=== Begin Enclosure ===
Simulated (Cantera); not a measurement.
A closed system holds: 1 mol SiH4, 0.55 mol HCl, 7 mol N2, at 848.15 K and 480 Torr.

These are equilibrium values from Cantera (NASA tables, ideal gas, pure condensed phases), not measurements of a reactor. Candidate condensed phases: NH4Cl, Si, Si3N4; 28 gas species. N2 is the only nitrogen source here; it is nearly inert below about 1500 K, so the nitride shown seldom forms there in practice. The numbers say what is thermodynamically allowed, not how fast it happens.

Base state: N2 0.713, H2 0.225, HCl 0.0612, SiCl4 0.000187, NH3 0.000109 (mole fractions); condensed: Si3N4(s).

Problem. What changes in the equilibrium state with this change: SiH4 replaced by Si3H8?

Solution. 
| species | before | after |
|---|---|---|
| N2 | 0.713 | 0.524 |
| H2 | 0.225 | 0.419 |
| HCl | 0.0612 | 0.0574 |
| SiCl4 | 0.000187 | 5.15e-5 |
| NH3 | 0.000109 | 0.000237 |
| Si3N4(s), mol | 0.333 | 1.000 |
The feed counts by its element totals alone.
=== End Enclosure ===

Whatever appears in the material must be set down again, word for word.

Simulated (Cantera); not a measurement.
A closed system holds: 1 mol SiH4, 0.55 mol HCl, 7 mol N2, at 848.15 K and 480 Torr.

These are equilibrium values from Cantera (NASA tables, ideal gas, pure condensed phases), not measurements of a reactor. Candidate condensed phases: NH4Cl, Si, Si3N4; 28 gas species. N2 is the only nitrogen source here; it is nearly inert below about 1500 K, so the nitride shown seldom forms there in practice. The numbers say what is thermodynamically allowed, not how fast it happens.

Base state: N2 0.713, H2 0.225, HCl 0.0612, SiCl4 0.000187, NH3 0.000109 (mole fractions); condensed: Si3N4(s).

Problem. What changes in the equilibrium state with this change: SiH4 replaced by Si3H8?

Solution. 
| species | before | after |
|---|---|---|
| N2 | 0.713 | 0.524 |
| H2 | 0.225 | 0.419 |
| HCl | 0.0612 | 0.0574 |
| SiCl4 | 0.000187 | 5.15e-5 |
| NH3 | 0.000109 | 0.000237 |
| Si3N4(s), mol | 0.333 | 1.000 |
The feed counts by its element totals alone.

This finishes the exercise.